**REQUIRED ACTION:** Begin at the top of the listing below. Write each line out exactly, ending with the line that holds "Results from NWChem.".

**DATASET RECORDS:**
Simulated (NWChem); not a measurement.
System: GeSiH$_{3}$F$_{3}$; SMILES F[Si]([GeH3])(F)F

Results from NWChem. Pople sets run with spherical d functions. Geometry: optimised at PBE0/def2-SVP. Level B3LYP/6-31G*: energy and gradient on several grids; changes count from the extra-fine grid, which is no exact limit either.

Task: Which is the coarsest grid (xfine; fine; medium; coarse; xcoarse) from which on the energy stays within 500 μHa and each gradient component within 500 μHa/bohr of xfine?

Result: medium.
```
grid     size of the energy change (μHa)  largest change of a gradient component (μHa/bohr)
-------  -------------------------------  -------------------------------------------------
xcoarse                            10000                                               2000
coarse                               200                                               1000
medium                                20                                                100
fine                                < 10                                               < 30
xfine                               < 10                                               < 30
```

**TASK OUTPUT:**
Simulated (NWChem); not a measurement.
System: GeSiH$_{3}$F$_{3}$; SMILES F[Si]([GeH3])(F)F

Results from NWChem. Pople sets run with spherical d functions. Geometry: optimised at PBE0/def2-SVP. Level B3LYP/6-31G*: energy and gradient on several grids; changes count from the extra-fine grid, which is no exact limit either.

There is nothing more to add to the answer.